» Source data
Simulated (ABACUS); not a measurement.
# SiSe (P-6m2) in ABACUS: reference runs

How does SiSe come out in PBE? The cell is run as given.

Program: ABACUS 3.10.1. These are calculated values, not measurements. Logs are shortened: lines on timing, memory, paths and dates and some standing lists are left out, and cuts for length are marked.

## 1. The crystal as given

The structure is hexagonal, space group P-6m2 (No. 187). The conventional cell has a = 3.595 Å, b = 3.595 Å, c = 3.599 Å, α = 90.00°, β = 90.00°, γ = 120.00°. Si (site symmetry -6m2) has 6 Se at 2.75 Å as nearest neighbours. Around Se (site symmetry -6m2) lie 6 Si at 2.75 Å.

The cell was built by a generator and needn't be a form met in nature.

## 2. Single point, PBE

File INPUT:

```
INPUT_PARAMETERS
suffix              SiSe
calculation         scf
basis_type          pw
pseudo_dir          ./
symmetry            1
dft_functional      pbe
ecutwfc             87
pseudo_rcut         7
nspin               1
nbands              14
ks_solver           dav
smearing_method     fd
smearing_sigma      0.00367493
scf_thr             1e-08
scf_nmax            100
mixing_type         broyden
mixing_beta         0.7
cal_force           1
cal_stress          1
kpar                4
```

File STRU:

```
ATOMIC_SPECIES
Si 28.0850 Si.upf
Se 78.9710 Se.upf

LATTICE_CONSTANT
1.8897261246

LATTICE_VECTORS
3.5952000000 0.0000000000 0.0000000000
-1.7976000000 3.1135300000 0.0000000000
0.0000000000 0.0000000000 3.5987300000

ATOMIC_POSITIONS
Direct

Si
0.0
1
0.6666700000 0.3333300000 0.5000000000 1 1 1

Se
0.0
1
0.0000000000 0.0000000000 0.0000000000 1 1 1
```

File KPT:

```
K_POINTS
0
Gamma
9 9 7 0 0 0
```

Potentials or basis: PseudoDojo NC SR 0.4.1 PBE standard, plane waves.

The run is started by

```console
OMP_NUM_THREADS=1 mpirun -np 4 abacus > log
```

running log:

» Assignment
Within the material above, extract exactly the lines that start at the line containing "Program: ABACUS 3.10.1." and stop after the line containing "## 1. The crystal as given", and only those.

» Expected answer
Program: ABACUS 3.10.1. These are calculated values, not measurements. Logs are shortened: lines on timing, memory, paths and dates and some standing lists are left out, and cuts for length are marked.

## 1. The crystal as given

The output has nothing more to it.